╭─ Available data

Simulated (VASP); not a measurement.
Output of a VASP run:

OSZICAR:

╰─

[Work order]
Each record above has to be retyped exactly, with nothing left out.

[Exercise answer]
Simulated (VASP); not a measurement.
Output of a VASP run:

OSZICAR:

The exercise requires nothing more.